-- Data section follows --

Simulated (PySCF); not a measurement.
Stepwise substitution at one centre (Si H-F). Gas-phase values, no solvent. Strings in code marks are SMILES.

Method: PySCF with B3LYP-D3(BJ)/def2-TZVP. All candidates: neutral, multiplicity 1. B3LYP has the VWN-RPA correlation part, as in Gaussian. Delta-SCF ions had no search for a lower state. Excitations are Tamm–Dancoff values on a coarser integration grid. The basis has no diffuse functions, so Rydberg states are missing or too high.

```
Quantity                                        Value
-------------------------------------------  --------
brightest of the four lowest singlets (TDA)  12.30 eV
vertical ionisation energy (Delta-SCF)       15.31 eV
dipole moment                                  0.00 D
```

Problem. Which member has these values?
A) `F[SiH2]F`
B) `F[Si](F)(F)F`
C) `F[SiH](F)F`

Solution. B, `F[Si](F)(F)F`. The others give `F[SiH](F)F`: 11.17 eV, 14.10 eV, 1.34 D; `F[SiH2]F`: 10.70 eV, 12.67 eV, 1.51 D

-- Data section concluded --

- Exercise: The reply should consist of all the records, repeated exactly.

- Written reply:
Simulated (PySCF); not a measurement.
Stepwise substitution at one centre (Si H-F). Gas-phase values, no solvent. Strings in code marks are SMILES.

Method: PySCF with B3LYP-D3(BJ)/def2-TZVP. All candidates: neutral, multiplicity 1. B3LYP has the VWN-RPA correlation part, as in Gaussian. Delta-SCF ions had no search for a lower state. Excitations are Tamm–Dancoff values on a coarser integration grid. The basis has no diffuse functions, so Rydberg states are missing or too high.

```
Quantity                                        Value
-------------------------------------------  --------
brightest of the four lowest singlets (TDA)  12.30 eV
vertical ionisation energy (Delta-SCF)       15.31 eV
dipole moment                                  0.00 D
```

Problem. Which member has these values?
A) `F[SiH2]F`
B) `F[Si](F)(F)F`
C) `F[SiH](F)F`

Solution. B, `F[Si](F)(F)F`. The others give `F[SiH](F)F`: 11.17 eV, 14.10 eV, 1.34 D; `F[SiH2]F`: 10.70 eV, 12.67 eV, 1.51 D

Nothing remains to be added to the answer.